→ Exercise
From the line containing "Phonons follow from" down to the line containing "Numbers of over" in the records below, reproduce every line exactly, ends included, and omit all others.

--------------------------------

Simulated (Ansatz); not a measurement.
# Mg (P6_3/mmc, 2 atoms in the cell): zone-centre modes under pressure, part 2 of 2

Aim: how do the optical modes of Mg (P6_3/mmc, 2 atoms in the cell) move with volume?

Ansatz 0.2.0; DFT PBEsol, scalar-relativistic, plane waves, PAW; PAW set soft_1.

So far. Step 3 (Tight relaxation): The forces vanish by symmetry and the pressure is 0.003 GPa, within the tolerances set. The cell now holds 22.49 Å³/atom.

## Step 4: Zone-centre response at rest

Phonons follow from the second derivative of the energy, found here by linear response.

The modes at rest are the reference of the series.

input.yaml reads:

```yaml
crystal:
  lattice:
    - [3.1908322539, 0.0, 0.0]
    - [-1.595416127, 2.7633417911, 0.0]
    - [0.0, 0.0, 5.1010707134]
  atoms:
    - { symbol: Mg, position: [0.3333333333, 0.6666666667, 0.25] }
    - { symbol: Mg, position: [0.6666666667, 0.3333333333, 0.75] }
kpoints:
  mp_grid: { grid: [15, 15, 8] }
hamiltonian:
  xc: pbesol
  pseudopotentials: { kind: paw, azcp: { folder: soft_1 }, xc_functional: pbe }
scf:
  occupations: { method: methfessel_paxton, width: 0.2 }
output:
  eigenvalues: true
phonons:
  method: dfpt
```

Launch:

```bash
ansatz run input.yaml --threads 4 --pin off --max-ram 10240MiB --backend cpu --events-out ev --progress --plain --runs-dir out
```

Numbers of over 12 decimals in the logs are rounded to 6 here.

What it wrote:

--------------------------------

→ Solution
Phonons follow from the second derivative of the energy, found here by linear response.

The modes at rest are the reference of the series.

input.yaml reads:

```yaml
crystal:
  lattice:
    - [3.1908322539, 0.0, 0.0]
    - [-1.595416127, 2.7633417911, 0.0]
    - [0.0, 0.0, 5.1010707134]
  atoms:
    - { symbol: Mg, position: [0.3333333333, 0.6666666667, 0.25] }
    - { symbol: Mg, position: [0.6666666667, 0.3333333333, 0.75] }
kpoints:
  mp_grid: { grid: [15, 15, 8] }
hamiltonian:
  xc: pbesol
  pseudopotentials: { kind: paw, azcp: { folder: soft_1 }, xc_functional: pbe }
scf:
  occupations: { method: methfessel_paxton, width: 0.2 }
output:
  eigenvalues: true
phonons:
  method: dfpt
```

Launch:

```bash
ansatz run input.yaml --threads 4 --pin off --max-ram 10240MiB --backend cpu --events-out ev --progress --plain --runs-dir out
```

Numbers of over 12 decimals in the logs are rounded to 6 here.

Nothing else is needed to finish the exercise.